__LISTED RECORDS__:

>>>>>

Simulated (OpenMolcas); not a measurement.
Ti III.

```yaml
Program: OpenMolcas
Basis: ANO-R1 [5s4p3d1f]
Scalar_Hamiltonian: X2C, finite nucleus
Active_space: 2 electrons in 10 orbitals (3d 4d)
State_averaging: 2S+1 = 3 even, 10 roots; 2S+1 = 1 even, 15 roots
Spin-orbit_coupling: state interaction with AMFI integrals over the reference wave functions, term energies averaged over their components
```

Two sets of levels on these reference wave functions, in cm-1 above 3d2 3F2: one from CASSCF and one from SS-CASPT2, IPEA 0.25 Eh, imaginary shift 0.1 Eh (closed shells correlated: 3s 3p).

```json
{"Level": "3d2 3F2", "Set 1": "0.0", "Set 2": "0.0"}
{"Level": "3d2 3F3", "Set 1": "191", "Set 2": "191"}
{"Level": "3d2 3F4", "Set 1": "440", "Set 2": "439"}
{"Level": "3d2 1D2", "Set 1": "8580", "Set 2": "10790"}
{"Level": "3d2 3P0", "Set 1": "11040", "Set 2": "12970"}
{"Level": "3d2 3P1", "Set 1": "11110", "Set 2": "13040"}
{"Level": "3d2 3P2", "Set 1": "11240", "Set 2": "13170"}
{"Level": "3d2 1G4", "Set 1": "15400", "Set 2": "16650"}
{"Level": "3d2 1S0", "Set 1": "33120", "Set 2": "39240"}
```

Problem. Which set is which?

<<<<<

__REQUIRED ACTION__:
Nothing in the records should differ from the original when you retype them.

__TASK OUTPUT__:
Simulated (OpenMolcas); not a measurement.
Ti III.

```yaml
Program: OpenMolcas
Basis: ANO-R1 [5s4p3d1f]
Scalar_Hamiltonian: X2C, finite nucleus
Active_space: 2 electrons in 10 orbitals (3d 4d)
State_averaging: 2S+1 = 3 even, 10 roots; 2S+1 = 1 even, 15 roots
Spin-orbit_coupling: state interaction with AMFI integrals over the reference wave functions, term energies averaged over their components
```

Two sets of levels on these reference wave functions, in cm-1 above 3d2 3F2: one from CASSCF and one from SS-CASPT2, IPEA 0.25 Eh, imaginary shift 0.1 Eh (closed shells correlated: 3s 3p).

```json
{"Level": "3d2 3F2", "Set 1": "0.0", "Set 2": "0.0"}
{"Level": "3d2 3F3", "Set 1": "191", "Set 2": "191"}
{"Level": "3d2 3F4", "Set 1": "440", "Set 2": "439"}
{"Level": "3d2 1D2", "Set 1": "8580", "Set 2": "10790"}
{"Level": "3d2 3P0", "Set 1": "11040", "Set 2": "12970"}
{"Level": "3d2 3P1", "Set 1": "11110", "Set 2": "13040"}
{"Level": "3d2 3P2", "Set 1": "11240", "Set 2": "13170"}
{"Level": "3d2 1G4", "Set 1": "15400", "Set 2": "16650"}
{"Level": "3d2 1S0", "Set 1": "33120", "Set 2": "39240"}
```

Problem. Which set is which?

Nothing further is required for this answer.